○ ○ ○ ○ ○ ○ ○

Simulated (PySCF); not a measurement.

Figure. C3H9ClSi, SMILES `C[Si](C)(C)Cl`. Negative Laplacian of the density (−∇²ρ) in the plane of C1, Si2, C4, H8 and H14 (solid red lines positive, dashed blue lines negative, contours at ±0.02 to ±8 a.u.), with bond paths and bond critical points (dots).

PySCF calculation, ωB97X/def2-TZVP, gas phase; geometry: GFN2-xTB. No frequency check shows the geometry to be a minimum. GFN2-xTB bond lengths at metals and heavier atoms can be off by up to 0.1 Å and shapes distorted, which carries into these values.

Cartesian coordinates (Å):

○ ○ ○ ○ ○ ○ ○

Return the entries above exactly, each one complete.

Simulated (PySCF); not a measurement.

Figure. C3H9ClSi, SMILES `C[Si](C)(C)Cl`. Negative Laplacian of the density (−∇²ρ) in the plane of C1, Si2, C4, H8 and H14 (solid red lines positive, dashed blue lines negative, contours at ±0.02 to ±8 a.u.), with bond paths and bond critical points (dots).

PySCF calculation, ωB97X/def2-TZVP, gas phase; geometry: GFN2-xTB. No frequency check shows the geometry to be a minimum. GFN2-xTB bond lengths at metals and heavier atoms can be off by up to 0.1 Å and shapes distorted, which carries into these values.

Cartesian coordinates (Å):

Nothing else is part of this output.